[Required action] Each line of the data should be given again exactly.

[Exercise data]

• • • • • • •

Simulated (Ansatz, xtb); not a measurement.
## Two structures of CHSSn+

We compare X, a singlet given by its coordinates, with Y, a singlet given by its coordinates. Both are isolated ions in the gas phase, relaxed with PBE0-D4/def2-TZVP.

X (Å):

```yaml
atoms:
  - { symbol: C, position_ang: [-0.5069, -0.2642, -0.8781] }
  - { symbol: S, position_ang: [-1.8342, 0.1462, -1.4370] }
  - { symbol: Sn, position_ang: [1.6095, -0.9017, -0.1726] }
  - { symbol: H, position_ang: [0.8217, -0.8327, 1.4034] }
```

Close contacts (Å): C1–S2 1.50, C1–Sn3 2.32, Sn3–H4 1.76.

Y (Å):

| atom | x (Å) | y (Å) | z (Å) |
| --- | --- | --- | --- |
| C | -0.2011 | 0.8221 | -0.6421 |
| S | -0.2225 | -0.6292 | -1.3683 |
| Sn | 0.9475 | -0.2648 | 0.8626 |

• • • • • • •

[Your response]
Simulated (Ansatz, xtb); not a measurement.
## Two structures of CHSSn+

We compare X, a singlet given by its coordinates, with Y, a singlet given by its coordinates. Both are isolated ions in the gas phase, relaxed with PBE0-D4/def2-TZVP.

X (Å):

```yaml
atoms:
  - { symbol: C, position_ang: [-0.5069, -0.2642, -0.8781] }
  - { symbol: S, position_ang: [-1.8342, 0.1462, -1.4370] }
  - { symbol: Sn, position_ang: [1.6095, -0.9017, -0.1726] }
  - { symbol: H, position_ang: [0.8217, -0.8327, 1.4034] }
```

Close contacts (Å): C1–S2 1.50, C1–Sn3 2.32, Sn3–H4 1.76.

Y (Å):

| atom | x (Å) | y (Å) | z (Å) |
| --- | --- | --- | --- |
| C | -0.2011 | 0.8221 | -0.6421 |
| S | -0.2225 | -0.6292 | -1.3683 |
| Sn | 0.9475 | -0.2648 | 0.8626 |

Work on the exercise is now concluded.